### ACTION ITEM
Please write out word for word the opening lines of the material, including the line with "width 0.05 eV" as the last.

[RAW DATA Boundary: Start]
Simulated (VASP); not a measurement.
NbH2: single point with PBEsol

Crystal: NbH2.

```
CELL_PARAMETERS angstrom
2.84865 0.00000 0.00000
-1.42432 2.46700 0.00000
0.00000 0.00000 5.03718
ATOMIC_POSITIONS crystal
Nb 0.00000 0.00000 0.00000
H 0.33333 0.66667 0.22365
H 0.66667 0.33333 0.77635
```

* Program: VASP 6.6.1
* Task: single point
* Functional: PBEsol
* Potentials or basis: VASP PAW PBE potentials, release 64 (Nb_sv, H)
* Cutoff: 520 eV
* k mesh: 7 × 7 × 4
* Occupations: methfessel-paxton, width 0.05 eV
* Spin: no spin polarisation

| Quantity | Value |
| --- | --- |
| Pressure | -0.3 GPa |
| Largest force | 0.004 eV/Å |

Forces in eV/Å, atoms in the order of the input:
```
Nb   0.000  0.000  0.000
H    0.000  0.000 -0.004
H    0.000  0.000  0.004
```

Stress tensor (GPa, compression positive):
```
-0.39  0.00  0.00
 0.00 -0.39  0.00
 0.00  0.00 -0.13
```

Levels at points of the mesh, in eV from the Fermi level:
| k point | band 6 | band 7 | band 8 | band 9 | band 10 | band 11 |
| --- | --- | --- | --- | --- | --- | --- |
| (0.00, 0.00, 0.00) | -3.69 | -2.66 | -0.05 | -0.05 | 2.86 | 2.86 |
[RAW DATA Boundary: End]

### RESPONSE
Simulated (VASP); not a measurement.
NbH2: single point with PBEsol

Crystal: NbH2.

```
CELL_PARAMETERS angstrom
2.84865 0.00000 0.00000
-1.42432 2.46700 0.00000
0.00000 0.00000 5.03718
ATOMIC_POSITIONS crystal
Nb 0.00000 0.00000 0.00000
H 0.33333 0.66667 0.22365
H 0.66667 0.33333 0.77635
```

* Program: VASP 6.6.1
* Task: single point
* Functional: PBEsol
* Potentials or basis: VASP PAW PBE potentials, release 64 (Nb_sv, H)
* Cutoff: 520 eV
* k mesh: 7 × 7 × 4
* Occupations: methfessel-paxton, width 0.05 eV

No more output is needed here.